**Activity:**
Copy the data below in full, exactly as it appears.

**Data supplied:**
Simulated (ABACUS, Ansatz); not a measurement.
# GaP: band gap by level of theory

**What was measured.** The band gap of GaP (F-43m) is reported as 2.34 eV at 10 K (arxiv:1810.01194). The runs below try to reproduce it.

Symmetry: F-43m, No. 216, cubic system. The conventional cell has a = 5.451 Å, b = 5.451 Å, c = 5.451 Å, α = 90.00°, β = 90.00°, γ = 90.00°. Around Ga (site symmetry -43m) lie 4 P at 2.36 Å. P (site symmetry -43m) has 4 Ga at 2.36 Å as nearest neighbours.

**Worked solution:**
Simulated (ABACUS, Ansatz); not a measurement.
# GaP: band gap by level of theory

**What was measured.** The band gap of GaP (F-43m) is reported as 2.34 eV at 10 K (arxiv:1810.01194). The runs below try to reproduce it.

Symmetry: F-43m, No. 216, cubic system. The conventional cell has a = 5.451 Å, b = 5.451 Å, c = 5.451 Å, α = 90.00°, β = 90.00°, γ = 90.00°. Around Ga (site symmetry -43m) lie 4 P at 2.36 Å. P (site symmetry -43m) has 4 Ga at 2.36 Å as nearest neighbours.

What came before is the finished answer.